◆ ◆ ◆ ◆ ◆
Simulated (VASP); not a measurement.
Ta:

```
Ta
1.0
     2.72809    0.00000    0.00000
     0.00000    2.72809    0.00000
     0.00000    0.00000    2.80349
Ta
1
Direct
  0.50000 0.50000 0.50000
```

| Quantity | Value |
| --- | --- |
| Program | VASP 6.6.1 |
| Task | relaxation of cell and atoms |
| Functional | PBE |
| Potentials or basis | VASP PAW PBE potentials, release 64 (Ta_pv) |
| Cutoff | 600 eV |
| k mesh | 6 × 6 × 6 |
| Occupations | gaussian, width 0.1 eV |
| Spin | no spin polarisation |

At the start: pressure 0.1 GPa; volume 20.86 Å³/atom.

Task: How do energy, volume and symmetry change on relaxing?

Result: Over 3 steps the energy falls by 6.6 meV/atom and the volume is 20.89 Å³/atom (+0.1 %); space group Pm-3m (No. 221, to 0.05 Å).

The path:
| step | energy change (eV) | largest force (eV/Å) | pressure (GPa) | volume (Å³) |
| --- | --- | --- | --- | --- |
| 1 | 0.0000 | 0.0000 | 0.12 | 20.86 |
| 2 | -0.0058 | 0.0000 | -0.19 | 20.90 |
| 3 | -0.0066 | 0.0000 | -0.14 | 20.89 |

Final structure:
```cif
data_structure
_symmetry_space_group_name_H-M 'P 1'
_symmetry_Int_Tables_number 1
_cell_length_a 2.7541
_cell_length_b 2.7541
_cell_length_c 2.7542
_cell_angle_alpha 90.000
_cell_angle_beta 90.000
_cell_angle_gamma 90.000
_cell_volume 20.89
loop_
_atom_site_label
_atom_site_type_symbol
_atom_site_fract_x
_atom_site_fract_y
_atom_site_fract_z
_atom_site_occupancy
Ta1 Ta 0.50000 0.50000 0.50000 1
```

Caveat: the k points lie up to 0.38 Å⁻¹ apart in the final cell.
◆ ◆ ◆ ◆ ◆

Using the listing above, return word for word each line from the one that has "64 (Ta_pv) |" through the one that has "Task: How do", and no line outside that range.

| Potentials or basis | VASP PAW PBE potentials, release 64 (Ta_pv) |
| Cutoff | 600 eV |
| k mesh | 6 × 6 × 6 |
| Occupations | gaussian, width 0.1 eV |
| Spin | no spin polarisation |

At the start: pressure 0.1 GPa; volume 20.86 Å³/atom.

Task: How do energy, volume and symmetry change on relaxing?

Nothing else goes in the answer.